WORK INSTRUCTION:
Reproduce exactly the lines below from the one containing "- Spin: no spin polarisation" through the one containing "A: Pressure 18.8 GPa.", including both, and nothing else.

___

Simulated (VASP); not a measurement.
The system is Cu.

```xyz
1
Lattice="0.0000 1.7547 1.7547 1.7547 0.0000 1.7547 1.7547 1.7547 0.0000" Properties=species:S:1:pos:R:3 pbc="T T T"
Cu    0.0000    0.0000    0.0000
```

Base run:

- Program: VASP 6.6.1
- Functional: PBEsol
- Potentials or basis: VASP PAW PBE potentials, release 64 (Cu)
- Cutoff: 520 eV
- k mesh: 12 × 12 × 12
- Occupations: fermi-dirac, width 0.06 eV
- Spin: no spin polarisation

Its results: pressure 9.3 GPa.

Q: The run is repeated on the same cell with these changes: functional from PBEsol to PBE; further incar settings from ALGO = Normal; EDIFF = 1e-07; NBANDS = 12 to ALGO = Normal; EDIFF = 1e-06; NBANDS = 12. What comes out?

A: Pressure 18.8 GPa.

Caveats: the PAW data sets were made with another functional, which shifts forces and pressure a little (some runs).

___

WRITTEN REPLY:
- Spin: no spin polarisation

Its results: pressure 9.3 GPa.

Q: The run is repeated on the same cell with these changes: functional from PBEsol to PBE; further incar settings from ALGO = Normal; EDIFF = 1e-07; NBANDS = 12 to ALGO = Normal; EDIFF = 1e-06; NBANDS = 12. What comes out?

A: Pressure 18.8 GPa.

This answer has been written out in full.